++++++

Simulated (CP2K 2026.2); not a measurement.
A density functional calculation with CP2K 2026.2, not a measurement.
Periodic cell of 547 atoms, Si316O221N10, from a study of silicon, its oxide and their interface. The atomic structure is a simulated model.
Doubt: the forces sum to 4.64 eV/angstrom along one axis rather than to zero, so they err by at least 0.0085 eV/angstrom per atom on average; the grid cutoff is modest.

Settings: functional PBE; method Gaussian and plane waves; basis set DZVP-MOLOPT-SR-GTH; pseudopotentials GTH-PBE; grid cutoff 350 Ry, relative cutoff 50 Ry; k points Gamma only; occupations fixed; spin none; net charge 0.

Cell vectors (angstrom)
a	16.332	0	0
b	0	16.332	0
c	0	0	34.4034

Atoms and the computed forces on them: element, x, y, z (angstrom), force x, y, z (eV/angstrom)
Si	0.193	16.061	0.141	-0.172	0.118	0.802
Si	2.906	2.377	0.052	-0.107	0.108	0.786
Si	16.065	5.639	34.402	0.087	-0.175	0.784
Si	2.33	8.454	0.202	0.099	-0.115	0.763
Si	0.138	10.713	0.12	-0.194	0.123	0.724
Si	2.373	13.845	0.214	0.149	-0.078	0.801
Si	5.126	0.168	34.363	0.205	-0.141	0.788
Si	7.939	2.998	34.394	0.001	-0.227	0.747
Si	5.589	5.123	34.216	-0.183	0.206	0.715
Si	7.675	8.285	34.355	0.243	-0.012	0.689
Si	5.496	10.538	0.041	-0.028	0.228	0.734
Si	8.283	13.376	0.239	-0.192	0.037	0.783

++++++

Starting at the line above that contains "Periodic cell of", write out each line exactly until the line that contains "Doubt: the forces" has been written, and stop there.

■ **Written reply**
Periodic cell of 547 atoms, Si316O221N10, from a study of silicon, its oxide and their interface. The atomic structure is a simulated model.
Doubt: the forces sum to 4.64 eV/angstrom along one axis rather than to zero, so they err by at least 0.0085 eV/angstrom per atom on average; the grid cutoff is modest.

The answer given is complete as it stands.